## Data extract
-------
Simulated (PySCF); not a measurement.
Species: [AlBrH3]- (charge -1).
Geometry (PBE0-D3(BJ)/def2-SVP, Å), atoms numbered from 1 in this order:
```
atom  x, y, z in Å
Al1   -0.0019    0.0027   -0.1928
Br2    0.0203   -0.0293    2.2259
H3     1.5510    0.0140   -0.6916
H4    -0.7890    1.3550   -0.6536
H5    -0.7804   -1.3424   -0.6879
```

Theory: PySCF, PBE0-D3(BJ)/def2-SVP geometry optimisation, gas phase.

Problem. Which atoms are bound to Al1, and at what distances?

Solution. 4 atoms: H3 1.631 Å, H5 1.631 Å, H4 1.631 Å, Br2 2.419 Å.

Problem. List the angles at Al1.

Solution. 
-------

## Work item
Word for word, restate the whole of the material above.

## Task result
Simulated (PySCF); not a measurement.
Species: [AlBrH3]- (charge -1).
Geometry (PBE0-D3(BJ)/def2-SVP, Å), atoms numbered from 1 in this order:
```
atom  x, y, z in Å
Al1   -0.0019    0.0027   -0.1928
Br2    0.0203   -0.0293    2.2259
H3     1.5510    0.0140   -0.6916
H4    -0.7890    1.3550   -0.6536
H5    -0.7804   -1.3424   -0.6879
```

Theory: PySCF, PBE0-D3(BJ)/def2-SVP geometry optimisation, gas phase.

Problem. Which atoms are bound to Al1, and at what distances?

Solution. 4 atoms: H3 1.631 Å, H5 1.631 Å, H4 1.631 Å, Br2 2.419 Å.

Problem. List the angles at Al1.

Solution. 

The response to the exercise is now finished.